......

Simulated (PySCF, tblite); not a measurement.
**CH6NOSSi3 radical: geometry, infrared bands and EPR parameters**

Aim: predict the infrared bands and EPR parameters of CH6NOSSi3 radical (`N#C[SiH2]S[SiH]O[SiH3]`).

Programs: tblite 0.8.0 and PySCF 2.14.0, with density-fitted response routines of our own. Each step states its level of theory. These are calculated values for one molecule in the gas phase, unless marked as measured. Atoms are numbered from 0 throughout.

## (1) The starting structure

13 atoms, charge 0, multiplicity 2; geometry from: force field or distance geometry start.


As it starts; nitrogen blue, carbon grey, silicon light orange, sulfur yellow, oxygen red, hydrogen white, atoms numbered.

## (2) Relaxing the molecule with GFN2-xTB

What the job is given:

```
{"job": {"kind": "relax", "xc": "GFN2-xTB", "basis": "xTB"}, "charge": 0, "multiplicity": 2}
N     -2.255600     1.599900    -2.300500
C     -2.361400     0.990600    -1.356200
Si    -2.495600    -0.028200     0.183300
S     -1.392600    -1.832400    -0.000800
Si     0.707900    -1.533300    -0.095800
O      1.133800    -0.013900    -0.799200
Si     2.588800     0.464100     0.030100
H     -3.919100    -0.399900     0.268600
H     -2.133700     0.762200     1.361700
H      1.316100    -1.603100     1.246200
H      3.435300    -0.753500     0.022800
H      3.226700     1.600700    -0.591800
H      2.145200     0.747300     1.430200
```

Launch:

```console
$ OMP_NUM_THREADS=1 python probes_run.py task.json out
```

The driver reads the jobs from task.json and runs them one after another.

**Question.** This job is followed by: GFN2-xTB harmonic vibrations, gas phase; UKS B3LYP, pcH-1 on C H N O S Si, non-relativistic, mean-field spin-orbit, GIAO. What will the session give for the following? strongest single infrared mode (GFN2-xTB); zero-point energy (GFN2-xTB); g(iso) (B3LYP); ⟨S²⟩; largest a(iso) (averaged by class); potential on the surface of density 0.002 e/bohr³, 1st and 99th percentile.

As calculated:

......

### ACTION ITEM
In your answer, include only the lines above starting at the line that holds "and EPR parameters**" and ending at the line that holds "13 atoms, charge", copied exactly.

### RESPONSE BOX
**CH6NOSSi3 radical: geometry, infrared bands and EPR parameters**

Aim: predict the infrared bands and EPR parameters of CH6NOSSi3 radical (`N#C[SiH2]S[SiH]O[SiH3]`).

Programs: tblite 0.8.0 and PySCF 2.14.0, with density-fitted response routines of our own. Each step states its level of theory. These are calculated values for one molecule in the gas phase, unless marked as measured. Atoms are numbered from 0 throughout.

## (1) The starting structure

13 atoms, charge 0, multiplicity 2; geometry from: force field or distance geometry start.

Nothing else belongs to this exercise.